• **BRIEF**
Your output must match the data word for word, with every line included.

[Opening PROVIDED DATA section]

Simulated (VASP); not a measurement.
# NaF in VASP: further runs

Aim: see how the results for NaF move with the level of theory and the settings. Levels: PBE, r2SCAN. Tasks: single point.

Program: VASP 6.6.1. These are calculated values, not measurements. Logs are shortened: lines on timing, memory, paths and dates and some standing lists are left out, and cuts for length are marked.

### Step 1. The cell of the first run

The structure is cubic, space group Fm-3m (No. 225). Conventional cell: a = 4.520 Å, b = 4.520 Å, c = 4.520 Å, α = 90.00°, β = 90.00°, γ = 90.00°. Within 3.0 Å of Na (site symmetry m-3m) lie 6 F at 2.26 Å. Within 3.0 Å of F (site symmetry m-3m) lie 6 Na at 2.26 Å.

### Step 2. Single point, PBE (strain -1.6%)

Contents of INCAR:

[Closing PROVIDED DATA section]

• **REPLY**
Simulated (VASP); not a measurement.
# NaF in VASP: further runs

Aim: see how the results for NaF move with the level of theory and the settings. Levels: PBE, r2SCAN. Tasks: single point.

Program: VASP 6.6.1. These are calculated values, not measurements. Logs are shortened: lines on timing, memory, paths and dates and some standing lists are left out, and cuts for length are marked.

### Step 1. The cell of the first run

The structure is cubic, space group Fm-3m (No. 225). Conventional cell: a = 4.520 Å, b = 4.520 Å, c = 4.520 Å, α = 90.00°, β = 90.00°, γ = 90.00°. Within 3.0 Å of Na (site symmetry m-3m) lie 6 F at 2.26 Å. Within 3.0 Å of F (site symmetry m-3m) lie 6 Na at 2.26 Å.

### Step 2. Single point, PBE (strain -1.6%)

Contents of INCAR:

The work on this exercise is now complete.